Extracted information section start

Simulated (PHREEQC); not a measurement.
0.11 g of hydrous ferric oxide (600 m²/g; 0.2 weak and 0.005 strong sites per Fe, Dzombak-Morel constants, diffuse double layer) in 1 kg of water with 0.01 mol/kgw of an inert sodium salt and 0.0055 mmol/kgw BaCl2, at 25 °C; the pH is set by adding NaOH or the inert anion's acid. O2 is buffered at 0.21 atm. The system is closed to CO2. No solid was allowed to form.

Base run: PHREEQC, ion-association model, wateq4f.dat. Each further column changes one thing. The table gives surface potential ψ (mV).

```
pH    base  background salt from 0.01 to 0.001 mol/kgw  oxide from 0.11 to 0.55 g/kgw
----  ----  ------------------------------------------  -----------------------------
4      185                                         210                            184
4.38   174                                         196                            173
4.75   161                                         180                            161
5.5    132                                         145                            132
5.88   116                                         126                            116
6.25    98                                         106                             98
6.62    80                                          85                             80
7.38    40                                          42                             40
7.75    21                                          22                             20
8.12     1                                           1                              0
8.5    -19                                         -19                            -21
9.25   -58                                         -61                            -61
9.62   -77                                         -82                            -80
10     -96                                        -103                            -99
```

Extracted information section end

Every line from the top of the material above through the line holding "0.11 g of hydrous" should be reproduced word for word, and nothing beyond it.

Simulated (PHREEQC); not a measurement.
0.11 g of hydrous ferric oxide (600 m²/g; 0.2 weak and 0.005 strong sites per Fe, Dzombak-Morel constants, diffuse double layer) in 1 kg of water with 0.01 mol/kgw of an inert sodium salt and 0.0055 mmol/kgw BaCl2, at 25 °C; the pH is set by adding NaOH or the inert anion's acid. O2 is buffered at 0.21 atm. The system is closed to CO2. No solid was allowed to form.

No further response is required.